- **Task item**:
All lines from the opening of the entries below through the line containing "How well does" must be output exactly as they appear, with no other lines.

-- Opening Marker --
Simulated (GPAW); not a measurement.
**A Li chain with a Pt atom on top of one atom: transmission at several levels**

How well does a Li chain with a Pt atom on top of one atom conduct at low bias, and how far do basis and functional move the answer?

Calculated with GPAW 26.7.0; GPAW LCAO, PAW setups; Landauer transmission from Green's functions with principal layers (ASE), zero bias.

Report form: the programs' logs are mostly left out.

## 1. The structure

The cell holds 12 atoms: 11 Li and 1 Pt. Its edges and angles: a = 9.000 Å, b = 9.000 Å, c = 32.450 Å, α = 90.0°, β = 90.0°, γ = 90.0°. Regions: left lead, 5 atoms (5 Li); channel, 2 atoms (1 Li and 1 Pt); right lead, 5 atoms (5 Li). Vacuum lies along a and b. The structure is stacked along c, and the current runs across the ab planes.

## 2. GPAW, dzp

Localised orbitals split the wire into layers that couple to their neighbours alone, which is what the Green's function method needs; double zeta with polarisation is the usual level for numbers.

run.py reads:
-- Closing Marker --

- **Written solution**:
Simulated (GPAW); not a measurement.
**A Li chain with a Pt atom on top of one atom: transmission at several levels**

How well does a Li chain with a Pt atom on top of one atom conduct at low bias, and how far do basis and functional move the answer?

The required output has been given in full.